#### DATASET ENTRIES ####

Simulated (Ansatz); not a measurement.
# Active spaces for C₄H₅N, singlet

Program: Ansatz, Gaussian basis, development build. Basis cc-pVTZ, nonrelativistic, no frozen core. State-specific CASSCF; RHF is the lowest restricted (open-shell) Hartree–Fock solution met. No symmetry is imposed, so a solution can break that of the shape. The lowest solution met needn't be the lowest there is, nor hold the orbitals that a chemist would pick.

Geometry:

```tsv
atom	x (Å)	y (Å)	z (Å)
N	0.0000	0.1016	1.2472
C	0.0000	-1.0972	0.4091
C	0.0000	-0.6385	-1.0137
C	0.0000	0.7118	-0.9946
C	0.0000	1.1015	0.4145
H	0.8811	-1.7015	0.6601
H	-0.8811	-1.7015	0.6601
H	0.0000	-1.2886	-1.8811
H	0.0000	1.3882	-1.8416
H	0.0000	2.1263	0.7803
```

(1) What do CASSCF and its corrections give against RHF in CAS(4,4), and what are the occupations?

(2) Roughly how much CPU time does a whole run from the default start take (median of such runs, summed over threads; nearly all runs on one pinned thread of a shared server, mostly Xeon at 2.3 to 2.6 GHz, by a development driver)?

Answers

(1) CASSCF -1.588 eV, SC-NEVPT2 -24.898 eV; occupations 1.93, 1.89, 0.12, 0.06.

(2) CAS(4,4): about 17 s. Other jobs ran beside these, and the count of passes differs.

####

TASK ITEM
Give back exactly the lines of the listing above, starting with its first line and ending with the line that holds "# Active spaces for C₄H₅N, singlet".

EXPECTED ANSWER
Simulated (Ansatz); not a measurement.
# Active spaces for C₄H₅N, singlet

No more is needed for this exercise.